## WORK ITEM
Output the data below line for line, exactly, up to and including the line where "Level 1: CAM-B3LYP/aug-cc-pVTZ" appears.

## INPUT DATA
_ _ _

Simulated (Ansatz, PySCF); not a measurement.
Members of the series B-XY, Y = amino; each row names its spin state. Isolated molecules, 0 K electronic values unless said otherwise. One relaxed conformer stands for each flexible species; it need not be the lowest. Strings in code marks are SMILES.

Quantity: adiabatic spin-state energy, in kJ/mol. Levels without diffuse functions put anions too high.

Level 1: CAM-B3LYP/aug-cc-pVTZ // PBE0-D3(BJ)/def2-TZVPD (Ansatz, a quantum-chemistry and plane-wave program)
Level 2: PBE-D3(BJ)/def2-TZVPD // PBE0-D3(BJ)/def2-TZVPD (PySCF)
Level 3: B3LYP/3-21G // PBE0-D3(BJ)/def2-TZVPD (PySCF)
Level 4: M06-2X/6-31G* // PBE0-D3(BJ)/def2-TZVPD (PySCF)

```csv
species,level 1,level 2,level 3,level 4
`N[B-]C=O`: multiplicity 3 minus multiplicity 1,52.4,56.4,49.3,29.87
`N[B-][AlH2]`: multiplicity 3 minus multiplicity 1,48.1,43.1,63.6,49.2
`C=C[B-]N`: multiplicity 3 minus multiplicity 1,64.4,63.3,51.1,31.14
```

_ _ _

## RESULT
Simulated (Ansatz, PySCF); not a measurement.
Members of the series B-XY, Y = amino; each row names its spin state. Isolated molecules, 0 K electronic values unless said otherwise. One relaxed conformer stands for each flexible species; it need not be the lowest. Strings in code marks are SMILES.

Quantity: adiabatic spin-state energy, in kJ/mol. Levels without diffuse functions put anions too high.

Level 1: CAM-B3LYP/aug-cc-pVTZ // PBE0-D3(BJ)/def2-TZVPD (Ansatz, a quantum-chemistry and plane-wave program)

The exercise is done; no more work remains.